→ **Activity**: Go through the data line by line from the top, retyping each exactly, and end with the line that contains "## 1. Starting point".

→ **Extracted entries**:
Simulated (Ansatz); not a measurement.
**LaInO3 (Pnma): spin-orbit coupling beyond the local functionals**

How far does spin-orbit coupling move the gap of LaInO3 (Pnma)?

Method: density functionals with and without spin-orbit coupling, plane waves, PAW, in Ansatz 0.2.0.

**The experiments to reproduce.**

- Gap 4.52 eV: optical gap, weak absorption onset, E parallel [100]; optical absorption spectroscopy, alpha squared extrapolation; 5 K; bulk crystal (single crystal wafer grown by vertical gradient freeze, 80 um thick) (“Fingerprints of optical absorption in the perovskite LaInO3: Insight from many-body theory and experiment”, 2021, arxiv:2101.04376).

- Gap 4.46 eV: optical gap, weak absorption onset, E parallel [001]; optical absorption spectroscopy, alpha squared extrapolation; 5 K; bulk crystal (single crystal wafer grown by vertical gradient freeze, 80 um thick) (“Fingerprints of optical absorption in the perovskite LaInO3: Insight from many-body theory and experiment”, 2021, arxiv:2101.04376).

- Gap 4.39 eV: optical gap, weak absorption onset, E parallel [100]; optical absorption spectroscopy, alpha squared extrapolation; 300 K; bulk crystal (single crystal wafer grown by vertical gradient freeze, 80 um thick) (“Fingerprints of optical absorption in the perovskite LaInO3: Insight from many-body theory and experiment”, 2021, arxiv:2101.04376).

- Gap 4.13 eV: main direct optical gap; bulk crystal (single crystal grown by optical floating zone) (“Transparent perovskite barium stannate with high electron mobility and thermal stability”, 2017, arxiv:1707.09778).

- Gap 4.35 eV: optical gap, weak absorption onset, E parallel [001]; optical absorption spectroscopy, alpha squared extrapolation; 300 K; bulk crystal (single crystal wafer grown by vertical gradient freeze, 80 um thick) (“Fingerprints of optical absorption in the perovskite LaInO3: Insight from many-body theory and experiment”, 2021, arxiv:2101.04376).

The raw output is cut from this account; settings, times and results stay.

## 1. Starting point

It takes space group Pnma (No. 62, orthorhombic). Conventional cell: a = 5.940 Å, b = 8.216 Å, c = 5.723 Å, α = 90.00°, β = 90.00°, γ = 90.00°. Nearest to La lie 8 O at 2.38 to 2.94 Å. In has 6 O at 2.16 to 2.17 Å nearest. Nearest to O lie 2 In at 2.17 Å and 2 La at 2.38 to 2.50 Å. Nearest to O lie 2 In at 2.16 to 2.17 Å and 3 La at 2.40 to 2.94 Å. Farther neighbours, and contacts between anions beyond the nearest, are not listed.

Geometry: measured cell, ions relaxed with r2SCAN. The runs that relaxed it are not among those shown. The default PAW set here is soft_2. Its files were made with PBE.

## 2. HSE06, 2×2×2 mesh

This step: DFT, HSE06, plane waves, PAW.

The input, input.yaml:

→ **Task response**:
Simulated (Ansatz); not a measurement.
**LaInO3 (Pnma): spin-orbit coupling beyond the local functionals**

How far does spin-orbit coupling move the gap of LaInO3 (Pnma)?

Method: density functionals with and without spin-orbit coupling, plane waves, PAW, in Ansatz 0.2.0.

**The experiments to reproduce.**

- Gap 4.52 eV: optical gap, weak absorption onset, E parallel [100]; optical absorption spectroscopy, alpha squared extrapolation; 5 K; bulk crystal (single crystal wafer grown by vertical gradient freeze, 80 um thick) (“Fingerprints of optical absorption in the perovskite LaInO3: Insight from many-body theory and experiment”, 2021, arxiv:2101.04376).

- Gap 4.46 eV: optical gap, weak absorption onset, E parallel [001]; optical absorption spectroscopy, alpha squared extrapolation; 5 K; bulk crystal (single crystal wafer grown by vertical gradient freeze, 80 um thick) (“Fingerprints of optical absorption in the perovskite LaInO3: Insight from many-body theory and experiment”, 2021, arxiv:2101.04376).

- Gap 4.39 eV: optical gap, weak absorption onset, E parallel [100]; optical absorption spectroscopy, alpha squared extrapolation; 300 K; bulk crystal (single crystal wafer grown by vertical gradient freeze, 80 um thick) (“Fingerprints of optical absorption in the perovskite LaInO3: Insight from many-body theory and experiment”, 2021, arxiv:2101.04376).

- Gap 4.13 eV: main direct optical gap; bulk crystal (single crystal grown by optical floating zone) (“Transparent perovskite barium stannate with high electron mobility and thermal stability”, 2017, arxiv:1707.09778).

- Gap 4.35 eV: optical gap, weak absorption onset, E parallel [001]; optical absorption spectroscopy, alpha squared extrapolation; 300 K; bulk crystal (single crystal wafer grown by vertical gradient freeze, 80 um thick) (“Fingerprints of optical absorption in the perovskite LaInO3: Insight from many-body theory and experiment”, 2021, arxiv:2101.04376).

The raw output is cut from this account; settings, times and results stay.

## 1. Starting point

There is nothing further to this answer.